■ Input data ■
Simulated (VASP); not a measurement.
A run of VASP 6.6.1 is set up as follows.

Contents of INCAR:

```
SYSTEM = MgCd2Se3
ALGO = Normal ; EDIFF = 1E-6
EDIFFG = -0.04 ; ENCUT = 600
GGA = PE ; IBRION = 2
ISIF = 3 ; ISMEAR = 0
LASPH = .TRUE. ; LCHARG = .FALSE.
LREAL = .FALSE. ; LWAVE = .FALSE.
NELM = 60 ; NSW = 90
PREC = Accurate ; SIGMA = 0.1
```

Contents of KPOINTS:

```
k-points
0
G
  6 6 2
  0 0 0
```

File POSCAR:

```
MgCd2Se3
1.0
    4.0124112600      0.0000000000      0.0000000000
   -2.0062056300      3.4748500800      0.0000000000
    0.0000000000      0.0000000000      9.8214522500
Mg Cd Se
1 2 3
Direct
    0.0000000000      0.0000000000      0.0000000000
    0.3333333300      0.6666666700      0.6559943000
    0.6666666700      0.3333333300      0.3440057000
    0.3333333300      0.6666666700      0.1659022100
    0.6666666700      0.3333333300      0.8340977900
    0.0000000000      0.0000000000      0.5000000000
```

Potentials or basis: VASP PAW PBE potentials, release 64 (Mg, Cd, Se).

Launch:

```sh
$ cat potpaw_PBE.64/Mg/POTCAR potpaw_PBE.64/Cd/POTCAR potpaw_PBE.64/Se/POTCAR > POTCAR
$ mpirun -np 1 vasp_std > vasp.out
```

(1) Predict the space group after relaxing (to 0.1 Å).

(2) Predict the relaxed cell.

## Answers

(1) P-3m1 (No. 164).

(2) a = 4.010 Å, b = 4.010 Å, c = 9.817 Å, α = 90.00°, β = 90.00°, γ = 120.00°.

■ Work order ■
Here the job is to set down exactly the lines of the material above that fall between the one with "Potentials or basis: VASP" and the one with "(1) P-3m1 (No. 164).", inclusive, and nothing beyond them.

■ Reply ■
Potentials or basis: VASP PAW PBE potentials, release 64 (Mg, Cd, Se).

Launch:

```sh
$ cat potpaw_PBE.64/Mg/POTCAR potpaw_PBE.64/Cd/POTCAR potpaw_PBE.64/Se/POTCAR > POTCAR
$ mpirun -np 1 vasp_std > vasp.out
```

(1) Predict the space group after relaxing (to 0.1 Å).

(2) Predict the relaxed cell.

## Answers

(1) P-3m1 (No. 164).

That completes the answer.